● EXERCISE
Repeat exactly the lines of the listing below, please, starting with the first and ending with the line containing "-1.03 | -1.66 |"; leave out the rest.

● DATA SUPPLIED
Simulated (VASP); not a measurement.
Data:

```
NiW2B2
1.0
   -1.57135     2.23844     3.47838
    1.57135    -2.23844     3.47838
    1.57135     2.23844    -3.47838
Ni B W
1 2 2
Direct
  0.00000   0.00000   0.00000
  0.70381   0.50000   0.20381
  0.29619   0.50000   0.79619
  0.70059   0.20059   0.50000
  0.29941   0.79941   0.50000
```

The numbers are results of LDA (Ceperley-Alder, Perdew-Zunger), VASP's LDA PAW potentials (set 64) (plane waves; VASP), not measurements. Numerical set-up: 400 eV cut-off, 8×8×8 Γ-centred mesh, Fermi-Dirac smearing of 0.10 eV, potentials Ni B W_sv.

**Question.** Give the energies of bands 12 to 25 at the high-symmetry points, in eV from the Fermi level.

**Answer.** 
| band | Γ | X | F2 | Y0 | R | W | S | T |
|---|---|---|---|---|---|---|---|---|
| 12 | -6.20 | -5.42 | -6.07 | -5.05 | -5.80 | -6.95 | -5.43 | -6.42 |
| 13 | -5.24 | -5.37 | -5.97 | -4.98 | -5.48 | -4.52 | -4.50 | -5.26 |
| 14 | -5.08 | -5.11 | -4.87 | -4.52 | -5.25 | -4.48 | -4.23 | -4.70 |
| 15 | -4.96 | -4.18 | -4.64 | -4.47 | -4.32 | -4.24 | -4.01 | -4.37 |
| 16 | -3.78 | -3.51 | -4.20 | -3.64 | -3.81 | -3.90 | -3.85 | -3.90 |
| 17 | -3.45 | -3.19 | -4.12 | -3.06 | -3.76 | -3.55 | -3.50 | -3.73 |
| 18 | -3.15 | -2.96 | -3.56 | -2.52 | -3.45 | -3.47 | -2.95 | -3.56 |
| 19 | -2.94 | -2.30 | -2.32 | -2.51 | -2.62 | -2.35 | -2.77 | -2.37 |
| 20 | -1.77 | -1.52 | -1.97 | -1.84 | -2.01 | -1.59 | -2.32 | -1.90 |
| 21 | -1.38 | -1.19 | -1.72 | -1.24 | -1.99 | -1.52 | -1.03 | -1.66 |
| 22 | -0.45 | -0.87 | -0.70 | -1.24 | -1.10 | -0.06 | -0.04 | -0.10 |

● TASK SOLUTION
Simulated (VASP); not a measurement.
Data:

```
NiW2B2
1.0
   -1.57135     2.23844     3.47838
    1.57135    -2.23844     3.47838
    1.57135     2.23844    -3.47838
Ni B W
1 2 2
Direct
  0.00000   0.00000   0.00000
  0.70381   0.50000   0.20381
  0.29619   0.50000   0.79619
  0.70059   0.20059   0.50000
  0.29941   0.79941   0.50000
```

The numbers are results of LDA (Ceperley-Alder, Perdew-Zunger), VASP's LDA PAW potentials (set 64) (plane waves; VASP), not measurements. Numerical set-up: 400 eV cut-off, 8×8×8 Γ-centred mesh, Fermi-Dirac smearing of 0.10 eV, potentials Ni B W_sv.

**Question.** Give the energies of bands 12 to 25 at the high-symmetry points, in eV from the Fermi level.

**Answer.** 
| band | Γ | X | F2 | Y0 | R | W | S | T |
|---|---|---|---|---|---|---|---|---|
| 12 | -6.20 | -5.42 | -6.07 | -5.05 | -5.80 | -6.95 | -5.43 | -6.42 |
| 13 | -5.24 | -5.37 | -5.97 | -4.98 | -5.48 | -4.52 | -4.50 | -5.26 |
| 14 | -5.08 | -5.11 | -4.87 | -4.52 | -5.25 | -4.48 | -4.23 | -4.70 |
| 15 | -4.96 | -4.18 | -4.64 | -4.47 | -4.32 | -4.24 | -4.01 | -4.37 |
| 16 | -3.78 | -3.51 | -4.20 | -3.64 | -3.81 | -3.90 | -3.85 | -3.90 |
| 17 | -3.45 | -3.19 | -4.12 | -3.06 | -3.76 | -3.55 | -3.50 | -3.73 |
| 18 | -3.15 | -2.96 | -3.56 | -2.52 | -3.45 | -3.47 | -2.95 | -3.56 |
| 19 | -2.94 | -2.30 | -2.32 | -2.51 | -2.62 | -2.35 | -2.77 | -2.37 |
| 20 | -1.77 | -1.52 | -1.97 | -1.84 | -2.01 | -1.59 | -2.32 | -1.90 |
| 21 | -1.38 | -1.19 | -1.72 | -1.24 | -1.99 | -1.52 | -1.03 | -1.66 |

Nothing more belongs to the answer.